> **Supplied entries**
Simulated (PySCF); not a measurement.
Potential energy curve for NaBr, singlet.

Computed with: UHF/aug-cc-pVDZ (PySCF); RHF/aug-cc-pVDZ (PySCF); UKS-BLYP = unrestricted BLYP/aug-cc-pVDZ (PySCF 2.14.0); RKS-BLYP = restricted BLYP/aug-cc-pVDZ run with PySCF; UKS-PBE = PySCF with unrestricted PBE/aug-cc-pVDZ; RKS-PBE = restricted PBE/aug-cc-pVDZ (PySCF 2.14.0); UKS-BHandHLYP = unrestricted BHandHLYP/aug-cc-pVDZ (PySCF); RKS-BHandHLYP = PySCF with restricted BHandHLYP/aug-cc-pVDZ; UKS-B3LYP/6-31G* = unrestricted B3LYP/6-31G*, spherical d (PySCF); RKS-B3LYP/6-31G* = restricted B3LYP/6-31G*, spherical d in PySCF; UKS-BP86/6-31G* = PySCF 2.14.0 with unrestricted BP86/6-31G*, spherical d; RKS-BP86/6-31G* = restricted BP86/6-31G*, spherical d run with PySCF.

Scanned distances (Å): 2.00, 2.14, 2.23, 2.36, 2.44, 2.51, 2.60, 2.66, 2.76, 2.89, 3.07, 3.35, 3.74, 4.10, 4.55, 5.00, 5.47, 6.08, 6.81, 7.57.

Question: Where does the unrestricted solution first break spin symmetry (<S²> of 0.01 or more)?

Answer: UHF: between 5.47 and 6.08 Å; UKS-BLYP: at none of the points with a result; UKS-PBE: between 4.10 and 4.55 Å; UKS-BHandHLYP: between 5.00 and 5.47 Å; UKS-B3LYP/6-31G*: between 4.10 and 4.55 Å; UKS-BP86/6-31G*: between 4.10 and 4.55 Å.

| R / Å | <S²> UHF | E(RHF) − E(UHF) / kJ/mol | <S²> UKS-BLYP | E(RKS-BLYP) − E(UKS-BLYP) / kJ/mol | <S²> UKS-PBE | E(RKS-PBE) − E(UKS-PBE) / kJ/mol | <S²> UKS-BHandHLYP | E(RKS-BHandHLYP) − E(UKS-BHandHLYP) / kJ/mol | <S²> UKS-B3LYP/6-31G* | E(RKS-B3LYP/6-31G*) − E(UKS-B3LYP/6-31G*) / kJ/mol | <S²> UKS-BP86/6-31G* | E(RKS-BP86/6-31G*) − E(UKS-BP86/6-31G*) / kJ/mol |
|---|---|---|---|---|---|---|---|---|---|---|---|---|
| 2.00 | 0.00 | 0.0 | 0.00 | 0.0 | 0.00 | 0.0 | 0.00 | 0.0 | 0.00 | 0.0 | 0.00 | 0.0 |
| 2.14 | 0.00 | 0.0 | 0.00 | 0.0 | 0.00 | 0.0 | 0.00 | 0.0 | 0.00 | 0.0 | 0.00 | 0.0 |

> **Action item**
Copy nothing beyond the line containing "Computed with: UHF/aug-cc-pVDZ". Transcribe exactly from the first line of the entries down to that line, inclusive.

> **Your solution**
Simulated (PySCF); not a measurement.
Potential energy curve for NaBr, singlet.

Computed with: UHF/aug-cc-pVDZ (PySCF); RHF/aug-cc-pVDZ (PySCF); UKS-BLYP = unrestricted BLYP/aug-cc-pVDZ (PySCF 2.14.0); RKS-BLYP = restricted BLYP/aug-cc-pVDZ run with PySCF; UKS-PBE = PySCF with unrestricted PBE/aug-cc-pVDZ; RKS-PBE = restricted PBE/aug-cc-pVDZ (PySCF 2.14.0); UKS-BHandHLYP = unrestricted BHandHLYP/aug-cc-pVDZ (PySCF); RKS-BHandHLYP = PySCF with restricted BHandHLYP/aug-cc-pVDZ; UKS-B3LYP/6-31G* = unrestricted B3LYP/6-31G*, spherical d (PySCF); RKS-B3LYP/6-31G* = restricted B3LYP/6-31G*, spherical d in PySCF; UKS-BP86/6-31G* = PySCF 2.14.0 with unrestricted BP86/6-31G*, spherical d; RKS-BP86/6-31G* = restricted BP86/6-31G*, spherical d run with PySCF.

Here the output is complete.